Available data:
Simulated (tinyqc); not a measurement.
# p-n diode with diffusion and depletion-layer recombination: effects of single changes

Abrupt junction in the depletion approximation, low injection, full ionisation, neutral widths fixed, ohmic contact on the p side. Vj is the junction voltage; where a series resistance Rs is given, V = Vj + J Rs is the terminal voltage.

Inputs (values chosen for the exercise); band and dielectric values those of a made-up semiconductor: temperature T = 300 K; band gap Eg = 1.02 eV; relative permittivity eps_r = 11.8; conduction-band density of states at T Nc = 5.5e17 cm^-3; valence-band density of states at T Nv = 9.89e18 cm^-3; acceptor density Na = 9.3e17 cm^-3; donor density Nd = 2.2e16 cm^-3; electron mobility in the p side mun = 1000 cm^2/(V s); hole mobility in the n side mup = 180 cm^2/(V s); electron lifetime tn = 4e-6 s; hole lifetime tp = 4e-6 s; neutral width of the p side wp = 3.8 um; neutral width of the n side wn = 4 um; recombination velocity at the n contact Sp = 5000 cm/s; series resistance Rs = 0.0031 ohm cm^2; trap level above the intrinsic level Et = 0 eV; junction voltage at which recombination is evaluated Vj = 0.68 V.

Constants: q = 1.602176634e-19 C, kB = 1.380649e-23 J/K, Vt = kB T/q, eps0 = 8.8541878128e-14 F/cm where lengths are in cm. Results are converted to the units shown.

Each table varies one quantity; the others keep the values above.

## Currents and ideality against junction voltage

Task item:
In full and without alteration, write out the data above.

Task output:
Simulated (tinyqc); not a measurement.
# p-n diode with diffusion and depletion-layer recombination: effects of single changes

Abrupt junction in the depletion approximation, low injection, full ionisation, neutral widths fixed, ohmic contact on the p side. Vj is the junction voltage; where a series resistance Rs is given, V = Vj + J Rs is the terminal voltage.

Inputs (values chosen for the exercise); band and dielectric values those of a made-up semiconductor: temperature T = 300 K; band gap Eg = 1.02 eV; relative permittivity eps_r = 11.8; conduction-band density of states at T Nc = 5.5e17 cm^-3; valence-band density of states at T Nv = 9.89e18 cm^-3; acceptor density Na = 9.3e17 cm^-3; donor density Nd = 2.2e16 cm^-3; electron mobility in the p side mun = 1000 cm^2/(V s); hole mobility in the n side mup = 180 cm^2/(V s); electron lifetime tn = 4e-6 s; hole lifetime tp = 4e-6 s; neutral width of the p side wp = 3.8 um; neutral width of the n side wn = 4 um; recombination velocity at the n contact Sp = 5000 cm/s; series resistance Rs = 0.0031 ohm cm^2; trap level above the intrinsic level Et = 0 eV; junction voltage at which recombination is evaluated Vj = 0.68 V.

Constants: q = 1.602176634e-19 C, kB = 1.380649e-23 J/K, Vt = kB T/q, eps0 = 8.8541878128e-14 F/cm where lengths are in cm. Results are converted to the units shown.

Each table varies one quantity; the others keep the values above.

## Currents and ideality against junction voltage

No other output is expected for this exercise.